* **ASSIGNED TASK**
Beginning with the line that contains "Stress tensor (GPa, compression" in the material below, print each line exactly until the line that contains "It took 43 s" has been printed, then stop.

* **DATA RECORDS**
====

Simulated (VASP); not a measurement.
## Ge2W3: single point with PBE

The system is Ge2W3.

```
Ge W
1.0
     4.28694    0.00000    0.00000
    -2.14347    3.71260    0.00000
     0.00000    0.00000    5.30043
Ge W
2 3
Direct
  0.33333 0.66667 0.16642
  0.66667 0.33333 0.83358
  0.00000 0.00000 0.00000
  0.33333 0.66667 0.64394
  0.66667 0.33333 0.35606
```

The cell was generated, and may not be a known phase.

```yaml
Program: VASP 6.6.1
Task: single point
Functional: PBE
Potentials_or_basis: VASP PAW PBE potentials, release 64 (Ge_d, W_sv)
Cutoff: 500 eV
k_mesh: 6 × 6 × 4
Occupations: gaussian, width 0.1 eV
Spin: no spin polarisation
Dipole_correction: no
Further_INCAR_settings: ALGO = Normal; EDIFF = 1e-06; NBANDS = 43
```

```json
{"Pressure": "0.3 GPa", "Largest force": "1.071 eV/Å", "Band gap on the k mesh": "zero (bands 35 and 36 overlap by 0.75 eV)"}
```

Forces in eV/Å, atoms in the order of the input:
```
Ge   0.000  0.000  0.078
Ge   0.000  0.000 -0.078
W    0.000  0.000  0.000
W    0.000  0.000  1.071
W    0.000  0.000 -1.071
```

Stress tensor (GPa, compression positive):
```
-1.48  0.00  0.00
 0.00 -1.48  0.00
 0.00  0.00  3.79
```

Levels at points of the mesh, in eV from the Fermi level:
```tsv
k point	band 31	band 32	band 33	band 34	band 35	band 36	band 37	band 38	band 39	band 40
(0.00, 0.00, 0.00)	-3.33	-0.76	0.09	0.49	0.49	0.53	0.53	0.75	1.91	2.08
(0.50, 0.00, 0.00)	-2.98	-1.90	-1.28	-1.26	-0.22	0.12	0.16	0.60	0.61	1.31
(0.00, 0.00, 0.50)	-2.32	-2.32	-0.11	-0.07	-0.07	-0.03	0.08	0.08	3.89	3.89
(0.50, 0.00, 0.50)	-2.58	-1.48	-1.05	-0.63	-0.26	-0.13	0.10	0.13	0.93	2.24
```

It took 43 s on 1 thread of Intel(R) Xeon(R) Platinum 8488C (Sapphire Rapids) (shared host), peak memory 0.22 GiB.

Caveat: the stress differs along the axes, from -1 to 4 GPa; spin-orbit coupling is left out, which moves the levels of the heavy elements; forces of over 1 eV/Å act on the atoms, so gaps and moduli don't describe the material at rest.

====

* **WRITTEN ANSWER**
Stress tensor (GPa, compression positive):
```
-1.48  0.00  0.00
 0.00 -1.48  0.00
 0.00  0.00  3.79
```

Levels at points of the mesh, in eV from the Fermi level:
```tsv
k point	band 31	band 32	band 33	band 34	band 35	band 36	band 37	band 38	band 39	band 40
(0.00, 0.00, 0.00)	-3.33	-0.76	0.09	0.49	0.49	0.53	0.53	0.75	1.91	2.08
(0.50, 0.00, 0.00)	-2.98	-1.90	-1.28	-1.26	-0.22	0.12	0.16	0.60	0.61	1.31
(0.00, 0.00, 0.50)	-2.32	-2.32	-0.11	-0.07	-0.07	-0.03	0.08	0.08	3.89	3.89
(0.50, 0.00, 0.50)	-2.58	-1.48	-1.05	-0.63	-0.26	-0.13	0.10	0.13	0.93	2.24
```

It took 43 s on 1 thread of Intel(R) Xeon(R) Platinum 8488C (Sapphire Rapids) (shared host), peak memory 0.22 GiB.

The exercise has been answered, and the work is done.